*Work task*
Produce the same data once more, line for line.

*Stored data*
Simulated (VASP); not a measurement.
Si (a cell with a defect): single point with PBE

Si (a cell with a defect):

*Exercise answer*
Simulated (VASP); not a measurement.
Si (a cell with a defect): single point with PBE

Si (a cell with a defect):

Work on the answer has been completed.